◆ ASSIGNED TASK ◆
Each line of the entries, from the first to the line containing "tests the step.", is to be transcribed exactly as it stands; include no other lines.

=== Section Start ===
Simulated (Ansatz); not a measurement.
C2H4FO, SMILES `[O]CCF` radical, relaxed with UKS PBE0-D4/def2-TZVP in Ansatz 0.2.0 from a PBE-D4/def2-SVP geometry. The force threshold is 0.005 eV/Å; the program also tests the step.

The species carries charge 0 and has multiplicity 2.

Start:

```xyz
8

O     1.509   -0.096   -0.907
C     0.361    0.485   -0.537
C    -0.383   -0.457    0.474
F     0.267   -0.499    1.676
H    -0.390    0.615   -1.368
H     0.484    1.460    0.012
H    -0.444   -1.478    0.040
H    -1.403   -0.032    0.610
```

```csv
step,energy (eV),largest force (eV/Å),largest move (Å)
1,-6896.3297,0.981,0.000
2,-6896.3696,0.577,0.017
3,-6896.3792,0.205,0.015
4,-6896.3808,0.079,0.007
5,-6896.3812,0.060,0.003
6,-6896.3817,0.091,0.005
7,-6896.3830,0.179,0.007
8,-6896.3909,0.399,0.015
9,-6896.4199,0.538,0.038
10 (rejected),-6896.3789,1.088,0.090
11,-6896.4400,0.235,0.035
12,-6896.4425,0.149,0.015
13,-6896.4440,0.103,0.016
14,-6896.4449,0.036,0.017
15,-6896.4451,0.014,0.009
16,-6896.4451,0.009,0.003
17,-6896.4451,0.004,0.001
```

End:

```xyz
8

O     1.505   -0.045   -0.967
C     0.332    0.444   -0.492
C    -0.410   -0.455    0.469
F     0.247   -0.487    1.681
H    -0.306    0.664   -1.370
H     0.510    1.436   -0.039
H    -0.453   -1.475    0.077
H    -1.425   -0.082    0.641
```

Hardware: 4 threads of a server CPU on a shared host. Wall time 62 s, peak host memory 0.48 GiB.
=== Section End ===

◆ YOUR SOLUTION ◆
Simulated (Ansatz); not a measurement.
C2H4FO, SMILES `[O]CCF` radical, relaxed with UKS PBE0-D4/def2-TZVP in Ansatz 0.2.0 from a PBE-D4/def2-SVP geometry. The force threshold is 0.005 eV/Å; the program also tests the step.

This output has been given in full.